# Work request:
Return verbatim every line from the first line of the data below to the line that contains "Answer. 2.11 D;", inclusive, and no further.

........

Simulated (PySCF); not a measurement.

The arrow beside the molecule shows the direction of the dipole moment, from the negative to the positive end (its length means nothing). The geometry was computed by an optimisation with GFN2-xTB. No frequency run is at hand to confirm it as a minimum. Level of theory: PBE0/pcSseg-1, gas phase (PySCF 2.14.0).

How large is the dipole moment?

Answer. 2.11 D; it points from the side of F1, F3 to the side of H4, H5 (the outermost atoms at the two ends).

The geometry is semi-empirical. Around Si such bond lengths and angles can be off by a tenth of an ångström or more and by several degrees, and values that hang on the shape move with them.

........

# Written response:
Simulated (PySCF); not a measurement.

The arrow beside the molecule shows the direction of the dipole moment, from the negative to the positive end (its length means nothing). The geometry was computed by an optimisation with GFN2-xTB. No frequency run is at hand to confirm it as a minimum. Level of theory: PBE0/pcSseg-1, gas phase (PySCF 2.14.0).

How large is the dipole moment?

Answer. 2.11 D; it points from the side of F1, F3 to the side of H4, H5 (the outermost atoms at the two ends).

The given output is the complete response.